## Source data
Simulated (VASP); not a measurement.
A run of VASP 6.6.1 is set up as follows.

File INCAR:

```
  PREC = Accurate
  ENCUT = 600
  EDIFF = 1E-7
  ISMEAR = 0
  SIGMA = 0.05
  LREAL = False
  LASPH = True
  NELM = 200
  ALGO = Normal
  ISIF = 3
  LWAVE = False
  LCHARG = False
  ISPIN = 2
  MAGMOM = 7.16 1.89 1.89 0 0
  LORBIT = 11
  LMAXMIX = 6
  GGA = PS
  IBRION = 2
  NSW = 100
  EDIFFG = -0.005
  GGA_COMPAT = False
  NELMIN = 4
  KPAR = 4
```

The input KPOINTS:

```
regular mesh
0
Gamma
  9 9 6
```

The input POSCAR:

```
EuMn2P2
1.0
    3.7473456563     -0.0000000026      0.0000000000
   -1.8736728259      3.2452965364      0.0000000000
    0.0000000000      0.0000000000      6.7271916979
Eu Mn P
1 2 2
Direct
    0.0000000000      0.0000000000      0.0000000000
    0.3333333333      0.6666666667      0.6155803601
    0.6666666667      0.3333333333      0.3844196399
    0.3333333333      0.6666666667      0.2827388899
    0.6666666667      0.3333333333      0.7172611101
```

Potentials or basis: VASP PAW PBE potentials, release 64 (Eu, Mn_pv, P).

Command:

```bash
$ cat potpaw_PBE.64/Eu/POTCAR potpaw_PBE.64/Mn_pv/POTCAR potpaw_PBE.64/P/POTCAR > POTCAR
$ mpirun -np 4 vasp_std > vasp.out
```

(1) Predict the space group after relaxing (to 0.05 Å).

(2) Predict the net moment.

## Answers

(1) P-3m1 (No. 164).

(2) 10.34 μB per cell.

## Activity
Begin with the line that has "(2) Predict the net moment." in the listing above and end after the line that has "(1) P-3m1 (No. 164)."; output those lines exactly.

## Worked solution
(2) Predict the net moment.

## Answers

(1) P-3m1 (No. 164).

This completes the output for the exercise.